• [Activity]
Print, from the listing below, the lines starting at the line containing "353.9 | (withheld) |" and ending at the line containing "- boiler pressure 0.728 MPa, volume", exactly as they stand, and print nothing else.

• [Provided material]
================

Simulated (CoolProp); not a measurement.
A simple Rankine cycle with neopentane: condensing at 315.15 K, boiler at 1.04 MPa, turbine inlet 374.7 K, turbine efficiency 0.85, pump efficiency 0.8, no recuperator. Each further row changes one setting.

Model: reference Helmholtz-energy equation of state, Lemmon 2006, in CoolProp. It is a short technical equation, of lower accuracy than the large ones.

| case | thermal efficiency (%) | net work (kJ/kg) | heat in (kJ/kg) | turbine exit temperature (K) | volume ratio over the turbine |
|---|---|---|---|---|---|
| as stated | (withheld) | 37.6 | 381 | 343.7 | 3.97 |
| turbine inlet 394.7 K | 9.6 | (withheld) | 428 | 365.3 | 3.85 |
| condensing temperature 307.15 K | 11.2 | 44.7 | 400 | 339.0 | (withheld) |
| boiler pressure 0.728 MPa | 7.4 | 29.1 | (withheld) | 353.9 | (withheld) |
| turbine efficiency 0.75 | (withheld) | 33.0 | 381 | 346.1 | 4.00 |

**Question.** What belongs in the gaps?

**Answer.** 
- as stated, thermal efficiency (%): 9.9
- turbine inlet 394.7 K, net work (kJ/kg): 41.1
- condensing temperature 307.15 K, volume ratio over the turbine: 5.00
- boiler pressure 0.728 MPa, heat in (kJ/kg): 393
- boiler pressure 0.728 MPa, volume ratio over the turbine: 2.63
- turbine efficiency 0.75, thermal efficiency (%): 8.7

================

• [Response]
| boiler pressure 0.728 MPa | 7.4 | 29.1 | (withheld) | 353.9 | (withheld) |
| turbine efficiency 0.75 | (withheld) | 33.0 | 381 | 346.1 | 4.00 |

**Question.** What belongs in the gaps?

**Answer.** 
- as stated, thermal efficiency (%): 9.9
- turbine inlet 394.7 K, net work (kJ/kg): 41.1
- condensing temperature 307.15 K, volume ratio over the turbine: 5.00
- boiler pressure 0.728 MPa, heat in (kJ/kg): 393
- boiler pressure 0.728 MPa, volume ratio over the turbine: 2.63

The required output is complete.